EXERCISE:
Leaving nothing out, set down all the data exactly.

DATA SUPPLIED:
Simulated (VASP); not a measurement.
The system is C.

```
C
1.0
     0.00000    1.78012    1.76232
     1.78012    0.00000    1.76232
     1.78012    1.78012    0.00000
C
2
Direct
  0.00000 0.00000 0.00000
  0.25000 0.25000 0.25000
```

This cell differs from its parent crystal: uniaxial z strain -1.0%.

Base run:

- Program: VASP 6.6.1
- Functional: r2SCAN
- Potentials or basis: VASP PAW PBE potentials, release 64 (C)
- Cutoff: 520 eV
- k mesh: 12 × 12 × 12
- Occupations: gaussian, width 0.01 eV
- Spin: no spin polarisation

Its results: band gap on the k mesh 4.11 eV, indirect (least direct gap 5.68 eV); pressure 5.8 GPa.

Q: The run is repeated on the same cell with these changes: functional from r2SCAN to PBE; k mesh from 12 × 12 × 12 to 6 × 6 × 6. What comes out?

TASK OUTPUT:
Simulated (VASP); not a measurement.
The system is C.

```
C
1.0
     0.00000    1.78012    1.76232
     1.78012    0.00000    1.76232
     1.78012    1.78012    0.00000
C
2
Direct
  0.00000 0.00000 0.00000
  0.25000 0.25000 0.25000
```

This cell differs from its parent crystal: uniaxial z strain -1.0%.

Base run:

- Program: VASP 6.6.1
- Functional: r2SCAN
- Potentials or basis: VASP PAW PBE potentials, release 64 (C)
- Cutoff: 520 eV
- k mesh: 12 × 12 × 12
- Occupations: gaussian, width 0.01 eV
- Spin: no spin polarisation

Its results: band gap on the k mesh 4.11 eV, indirect (least direct gap 5.68 eV); pressure 5.8 GPa.

Q: The run is repeated on the same cell with these changes: functional from r2SCAN to PBE; k mesh from 12 × 12 × 12 to 6 × 6 × 6. What comes out?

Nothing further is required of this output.